* _Action item_: Please print each entry below exactly as it reads.

━━ Supplied data
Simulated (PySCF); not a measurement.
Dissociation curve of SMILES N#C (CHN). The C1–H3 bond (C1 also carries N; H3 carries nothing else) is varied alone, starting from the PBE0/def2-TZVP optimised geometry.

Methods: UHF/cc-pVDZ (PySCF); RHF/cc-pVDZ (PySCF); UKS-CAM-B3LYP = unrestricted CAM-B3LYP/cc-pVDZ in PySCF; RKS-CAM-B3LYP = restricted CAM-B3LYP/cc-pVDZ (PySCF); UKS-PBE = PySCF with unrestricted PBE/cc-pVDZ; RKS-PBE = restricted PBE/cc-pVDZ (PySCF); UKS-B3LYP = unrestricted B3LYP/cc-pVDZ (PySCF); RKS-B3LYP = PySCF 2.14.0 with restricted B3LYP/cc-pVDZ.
━━━━

* _Written reply_:
Simulated (PySCF); not a measurement.
Dissociation curve of SMILES N#C (CHN). The C1–H3 bond (C1 also carries N; H3 carries nothing else) is varied alone, starting from the PBE0/def2-TZVP optimised geometry.

Methods: UHF/cc-pVDZ (PySCF); RHF/cc-pVDZ (PySCF); UKS-CAM-B3LYP = unrestricted CAM-B3LYP/cc-pVDZ in PySCF; RKS-CAM-B3LYP = restricted CAM-B3LYP/cc-pVDZ (PySCF); UKS-PBE = PySCF with unrestricted PBE/cc-pVDZ; RKS-PBE = restricted PBE/cc-pVDZ (PySCF); UKS-B3LYP = unrestricted B3LYP/cc-pVDZ (PySCF); RKS-B3LYP = PySCF 2.14.0 with restricted B3LYP/cc-pVDZ.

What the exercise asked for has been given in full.